:: WORK INSTRUCTION ::
A word-for-word copy of the records below is required.

:: SOURCE MATERIAL ::
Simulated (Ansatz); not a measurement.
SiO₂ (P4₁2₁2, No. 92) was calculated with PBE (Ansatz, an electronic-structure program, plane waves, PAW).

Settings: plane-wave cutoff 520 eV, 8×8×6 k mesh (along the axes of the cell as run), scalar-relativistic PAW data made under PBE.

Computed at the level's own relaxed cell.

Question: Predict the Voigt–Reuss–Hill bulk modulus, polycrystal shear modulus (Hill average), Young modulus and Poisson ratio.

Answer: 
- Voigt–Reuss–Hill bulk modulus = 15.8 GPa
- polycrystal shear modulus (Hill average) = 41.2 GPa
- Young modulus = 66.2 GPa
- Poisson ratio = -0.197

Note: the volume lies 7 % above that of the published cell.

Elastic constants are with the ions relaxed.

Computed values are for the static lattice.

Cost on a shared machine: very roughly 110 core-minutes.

:: ANSWER SECTION ::
Simulated (Ansatz); not a measurement.
SiO₂ (P4₁2₁2, No. 92) was calculated with PBE (Ansatz, an electronic-structure program, plane waves, PAW).

Settings: plane-wave cutoff 520 eV, 8×8×6 k mesh (along the axes of the cell as run), scalar-relativistic PAW data made under PBE.

Computed at the level's own relaxed cell.

Question: Predict the Voigt–Reuss–Hill bulk modulus, polycrystal shear modulus (Hill average), Young modulus and Poisson ratio.

Answer: 
- Voigt–Reuss–Hill bulk modulus = 15.8 GPa
- polycrystal shear modulus (Hill average) = 41.2 GPa
- Young modulus = 66.2 GPa
- Poisson ratio = -0.197

Note: the volume lies 7 % above that of the published cell.

Elastic constants are with the ions relaxed.

Computed values are for the static lattice.

Cost on a shared machine: very roughly 110 core-minutes.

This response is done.